What follows is a listing to be transcribed exactly.

══ Provided information

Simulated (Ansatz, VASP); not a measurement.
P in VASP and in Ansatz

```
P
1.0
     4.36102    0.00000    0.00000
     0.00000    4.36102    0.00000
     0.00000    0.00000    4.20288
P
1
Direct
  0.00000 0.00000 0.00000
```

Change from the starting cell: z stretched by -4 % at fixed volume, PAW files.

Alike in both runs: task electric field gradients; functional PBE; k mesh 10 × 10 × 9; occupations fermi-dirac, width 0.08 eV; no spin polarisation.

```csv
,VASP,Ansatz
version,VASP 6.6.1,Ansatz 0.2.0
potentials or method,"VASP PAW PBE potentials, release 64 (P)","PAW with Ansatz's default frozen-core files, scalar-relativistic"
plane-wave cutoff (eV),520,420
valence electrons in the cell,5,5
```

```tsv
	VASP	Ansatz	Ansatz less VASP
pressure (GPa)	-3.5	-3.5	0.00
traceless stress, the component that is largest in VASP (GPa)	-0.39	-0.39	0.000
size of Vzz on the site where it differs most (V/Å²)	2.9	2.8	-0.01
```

════

• **Answer box**:
Simulated (Ansatz, VASP); not a measurement.
P in VASP and in Ansatz

```
P
1.0
     4.36102    0.00000    0.00000
     0.00000    4.36102    0.00000
     0.00000    0.00000    4.20288
P
1
Direct
  0.00000 0.00000 0.00000
```

Change from the starting cell: z stretched by -4 % at fixed volume, PAW files.

Alike in both runs: task electric field gradients; functional PBE; k mesh 10 × 10 × 9; occupations fermi-dirac, width 0.08 eV; no spin polarisation.

```csv
,VASP,Ansatz
version,VASP 6.6.1,Ansatz 0.2.0
potentials or method,"VASP PAW PBE potentials, release 64 (P)","PAW with Ansatz's default frozen-core files, scalar-relativistic"
plane-wave cutoff (eV),520,420
valence electrons in the cell,5,5
```

```tsv
	VASP	Ansatz	Ansatz less VASP
pressure (GPa)	-3.5	-3.5	0.00
traceless stress, the component that is largest in VASP (GPa)	-0.39	-0.39	0.000
size of Vzz on the site where it differs most (V/Å²)	2.9	2.8	-0.01
```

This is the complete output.